=== Work instruction ===
Everything in the data below should be restated word for word.

Top of Given information
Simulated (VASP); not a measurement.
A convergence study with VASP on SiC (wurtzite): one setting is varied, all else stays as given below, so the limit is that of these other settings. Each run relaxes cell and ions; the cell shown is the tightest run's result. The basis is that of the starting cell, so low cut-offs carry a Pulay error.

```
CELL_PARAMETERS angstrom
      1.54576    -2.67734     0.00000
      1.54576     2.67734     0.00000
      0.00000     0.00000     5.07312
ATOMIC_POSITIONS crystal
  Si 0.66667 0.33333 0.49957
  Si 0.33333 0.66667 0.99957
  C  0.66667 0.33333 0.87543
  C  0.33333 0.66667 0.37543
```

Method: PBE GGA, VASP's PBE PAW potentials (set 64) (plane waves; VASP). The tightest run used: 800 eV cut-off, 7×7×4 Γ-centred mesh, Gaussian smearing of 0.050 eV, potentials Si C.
Bottom of Given information

=== Answer section ===
Simulated (VASP); not a measurement.
A convergence study with VASP on SiC (wurtzite): one setting is varied, all else stays as given below, so the limit is that of these other settings. Each run relaxes cell and ions; the cell shown is the tightest run's result. The basis is that of the starting cell, so low cut-offs carry a Pulay error.

```
CELL_PARAMETERS angstrom
      1.54576    -2.67734     0.00000
      1.54576     2.67734     0.00000
      0.00000     0.00000     5.07312
ATOMIC_POSITIONS crystal
  Si 0.66667 0.33333 0.49957
  Si 0.33333 0.66667 0.99957
  C  0.66667 0.33333 0.87543
  C  0.33333 0.66667 0.37543
```

Method: PBE GGA, VASP's PBE PAW potentials (set 64) (plane waves; VASP). The tightest run used: 800 eV cut-off, 7×7×4 Γ-centred mesh, Gaussian smearing of 0.050 eV, potentials Si C.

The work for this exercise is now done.